--*--

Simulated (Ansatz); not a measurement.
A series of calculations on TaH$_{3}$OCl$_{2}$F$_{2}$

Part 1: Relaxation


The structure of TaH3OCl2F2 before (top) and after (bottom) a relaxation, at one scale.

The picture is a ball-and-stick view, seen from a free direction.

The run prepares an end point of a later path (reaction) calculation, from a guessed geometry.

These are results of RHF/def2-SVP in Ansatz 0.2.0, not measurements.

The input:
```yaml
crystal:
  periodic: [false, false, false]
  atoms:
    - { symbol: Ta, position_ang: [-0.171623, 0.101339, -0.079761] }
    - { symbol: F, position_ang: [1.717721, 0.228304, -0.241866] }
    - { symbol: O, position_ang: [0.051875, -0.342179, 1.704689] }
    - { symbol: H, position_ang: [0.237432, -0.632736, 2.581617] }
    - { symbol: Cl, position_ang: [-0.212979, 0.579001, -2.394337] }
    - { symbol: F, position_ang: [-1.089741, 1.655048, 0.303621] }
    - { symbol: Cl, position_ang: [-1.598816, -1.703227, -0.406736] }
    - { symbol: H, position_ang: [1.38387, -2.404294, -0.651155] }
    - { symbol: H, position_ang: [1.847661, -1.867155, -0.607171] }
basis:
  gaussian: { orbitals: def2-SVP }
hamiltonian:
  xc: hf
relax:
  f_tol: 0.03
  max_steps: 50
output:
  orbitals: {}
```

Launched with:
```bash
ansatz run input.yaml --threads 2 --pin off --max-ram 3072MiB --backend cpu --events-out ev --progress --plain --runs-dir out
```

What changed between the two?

--*--

BRIEF:
Your answer must be the complete listing, repeated exactly.

WORKED SOLUTION:
Simulated (Ansatz); not a measurement.
A series of calculations on TaH$_{3}$OCl$_{2}$F$_{2}$

Part 1: Relaxation


The structure of TaH3OCl2F2 before (top) and after (bottom) a relaxation, at one scale.

The picture is a ball-and-stick view, seen from a free direction.

The run prepares an end point of a later path (reaction) calculation, from a guessed geometry.

These are results of RHF/def2-SVP in Ansatz 0.2.0, not measurements.

The input:
```yaml
crystal:
  periodic: [false, false, false]
  atoms:
    - { symbol: Ta, position_ang: [-0.171623, 0.101339, -0.079761] }
    - { symbol: F, position_ang: [1.717721, 0.228304, -0.241866] }
    - { symbol: O, position_ang: [0.051875, -0.342179, 1.704689] }
    - { symbol: H, position_ang: [0.237432, -0.632736, 2.581617] }
    - { symbol: Cl, position_ang: [-0.212979, 0.579001, -2.394337] }
    - { symbol: F, position_ang: [-1.089741, 1.655048, 0.303621] }
    - { symbol: Cl, position_ang: [-1.598816, -1.703227, -0.406736] }
    - { symbol: H, position_ang: [1.38387, -2.404294, -0.651155] }
    - { symbol: H, position_ang: [1.847661, -1.867155, -0.607171] }
basis:
  gaussian: { orbitals: def2-SVP }
hamiltonian:
  xc: hf
relax:
  f_tol: 0.03
  max_steps: 50
output:
  orbitals: {}
```

Launched with:
```bash
ansatz run input.yaml --threads 2 --pin off --max-ram 3072MiB --backend cpu --events-out ev --progress --plain --runs-dir out
```

What changed between the two?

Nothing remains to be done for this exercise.